Extracted material.
BEGIN

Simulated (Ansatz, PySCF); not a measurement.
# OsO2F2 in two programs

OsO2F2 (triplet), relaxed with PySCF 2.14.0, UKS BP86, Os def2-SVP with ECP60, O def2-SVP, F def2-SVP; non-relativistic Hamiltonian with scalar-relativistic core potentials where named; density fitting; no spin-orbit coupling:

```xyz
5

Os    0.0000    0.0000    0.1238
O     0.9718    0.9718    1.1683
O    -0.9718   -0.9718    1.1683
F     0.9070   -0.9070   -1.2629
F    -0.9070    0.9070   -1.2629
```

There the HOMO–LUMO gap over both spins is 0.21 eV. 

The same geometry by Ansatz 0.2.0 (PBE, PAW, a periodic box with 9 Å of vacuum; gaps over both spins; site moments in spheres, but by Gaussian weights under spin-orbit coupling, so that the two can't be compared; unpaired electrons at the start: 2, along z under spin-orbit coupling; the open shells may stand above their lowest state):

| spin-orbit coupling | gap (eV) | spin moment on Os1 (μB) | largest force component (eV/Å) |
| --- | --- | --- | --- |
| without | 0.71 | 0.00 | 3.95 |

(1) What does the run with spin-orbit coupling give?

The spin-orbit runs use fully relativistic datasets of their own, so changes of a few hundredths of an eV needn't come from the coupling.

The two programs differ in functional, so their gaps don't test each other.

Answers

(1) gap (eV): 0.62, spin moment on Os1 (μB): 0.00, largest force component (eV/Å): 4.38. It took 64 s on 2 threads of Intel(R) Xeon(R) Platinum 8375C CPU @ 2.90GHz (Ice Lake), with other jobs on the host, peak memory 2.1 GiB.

END

Requirement.
Lines from the top of the data above through the line containing "# OsO2F2 in two programs" must be repeated exactly. All other lines stay out.

Answer space.
Simulated (Ansatz, PySCF); not a measurement.
# OsO2F2 in two programs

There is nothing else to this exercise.